▶ ASSIGNMENT: Return precisely the opening lines of the listing below, ending with the line that contains "The largest gap".

[[ ENTRIES PROVIDED open ]]

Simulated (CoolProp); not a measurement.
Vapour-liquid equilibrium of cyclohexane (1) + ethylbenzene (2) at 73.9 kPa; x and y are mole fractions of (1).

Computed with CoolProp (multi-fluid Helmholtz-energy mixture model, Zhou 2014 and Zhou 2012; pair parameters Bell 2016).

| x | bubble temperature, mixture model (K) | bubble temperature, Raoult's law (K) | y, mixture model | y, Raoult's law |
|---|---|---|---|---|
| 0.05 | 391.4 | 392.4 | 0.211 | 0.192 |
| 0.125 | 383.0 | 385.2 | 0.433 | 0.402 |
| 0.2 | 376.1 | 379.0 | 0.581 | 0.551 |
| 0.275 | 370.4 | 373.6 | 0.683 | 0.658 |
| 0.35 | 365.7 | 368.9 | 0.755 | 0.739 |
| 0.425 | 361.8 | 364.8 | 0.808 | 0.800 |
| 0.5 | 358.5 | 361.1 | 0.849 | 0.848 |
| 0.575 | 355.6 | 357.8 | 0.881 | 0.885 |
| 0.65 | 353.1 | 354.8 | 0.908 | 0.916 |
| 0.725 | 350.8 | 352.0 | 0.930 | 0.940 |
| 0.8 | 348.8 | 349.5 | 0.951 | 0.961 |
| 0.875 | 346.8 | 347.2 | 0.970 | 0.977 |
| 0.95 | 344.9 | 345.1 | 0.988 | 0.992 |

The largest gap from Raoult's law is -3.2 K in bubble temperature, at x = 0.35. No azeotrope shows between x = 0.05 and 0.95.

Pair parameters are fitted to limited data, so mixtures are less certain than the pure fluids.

[[ ENTRIES PROVIDED closed ]]

▶ ANSWER AREA:
Simulated (CoolProp); not a measurement.
Vapour-liquid equilibrium of cyclohexane (1) + ethylbenzene (2) at 73.9 kPa; x and y are mole fractions of (1).

Computed with CoolProp (multi-fluid Helmholtz-energy mixture model, Zhou 2014 and Zhou 2012; pair parameters Bell 2016).

| x | bubble temperature, mixture model (K) | bubble temperature, Raoult's law (K) | y, mixture model | y, Raoult's law |
|---|---|---|---|---|
| 0.05 | 391.4 | 392.4 | 0.211 | 0.192 |
| 0.125 | 383.0 | 385.2 | 0.433 | 0.402 |
| 0.2 | 376.1 | 379.0 | 0.581 | 0.551 |
| 0.275 | 370.4 | 373.6 | 0.683 | 0.658 |
| 0.35 | 365.7 | 368.9 | 0.755 | 0.739 |
| 0.425 | 361.8 | 364.8 | 0.808 | 0.800 |
| 0.5 | 358.5 | 361.1 | 0.849 | 0.848 |
| 0.575 | 355.6 | 357.8 | 0.881 | 0.885 |
| 0.65 | 353.1 | 354.8 | 0.908 | 0.916 |
| 0.725 | 350.8 | 352.0 | 0.930 | 0.940 |
| 0.8 | 348.8 | 349.5 | 0.951 | 0.961 |
| 0.875 | 346.8 | 347.2 | 0.970 | 0.977 |
| 0.95 | 344.9 | 345.1 | 0.988 | 0.992 |

The largest gap from Raoult's law is -3.2 K in bubble temperature, at x = 0.35. No azeotrope shows between x = 0.05 and 0.95.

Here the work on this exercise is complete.